** Work item **
Transcribe the records below. Leave nothing out and change nothing.

** Extracted information **
◇ ◇ ◇

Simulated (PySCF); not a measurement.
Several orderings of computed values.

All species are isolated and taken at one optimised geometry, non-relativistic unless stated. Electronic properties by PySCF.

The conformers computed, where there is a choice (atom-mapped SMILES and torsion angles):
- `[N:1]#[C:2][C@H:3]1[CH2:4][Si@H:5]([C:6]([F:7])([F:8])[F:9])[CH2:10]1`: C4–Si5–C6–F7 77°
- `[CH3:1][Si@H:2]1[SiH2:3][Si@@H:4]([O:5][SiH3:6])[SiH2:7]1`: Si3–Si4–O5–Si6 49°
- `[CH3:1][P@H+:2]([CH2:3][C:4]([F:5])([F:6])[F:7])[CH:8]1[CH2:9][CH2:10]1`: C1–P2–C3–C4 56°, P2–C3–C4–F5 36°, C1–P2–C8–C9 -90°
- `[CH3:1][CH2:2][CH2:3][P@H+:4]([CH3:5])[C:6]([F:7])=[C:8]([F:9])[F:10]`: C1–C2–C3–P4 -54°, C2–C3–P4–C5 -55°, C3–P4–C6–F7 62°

◇ ◇ ◇

** Task result **
Simulated (PySCF); not a measurement.
Several orderings of computed values.

All species are isolated and taken at one optimised geometry, non-relativistic unless stated. Electronic properties by PySCF.

The conformers computed, where there is a choice (atom-mapped SMILES and torsion angles):
- `[N:1]#[C:2][C@H:3]1[CH2:4][Si@H:5]([C:6]([F:7])([F:8])[F:9])[CH2:10]1`: C4–Si5–C6–F7 77°
- `[CH3:1][Si@H:2]1[SiH2:3][Si@@H:4]([O:5][SiH3:6])[SiH2:7]1`: Si3–Si4–O5–Si6 49°
- `[CH3:1][P@H+:2]([CH2:3][C:4]([F:5])([F:6])[F:7])[CH:8]1[CH2:9][CH2:10]1`: C1–P2–C3–C4 56°, P2–C3–C4–F5 36°, C1–P2–C8–C9 -90°
- `[CH3:1][CH2:2][CH2:3][P@H+:4]([CH3:5])[C:6]([F:7])=[C:8]([F:9])[F:10]`: C1–C2–C3–P4 -54°, C2–C3–P4–C5 -55°, C3–P4–C6–F7 62°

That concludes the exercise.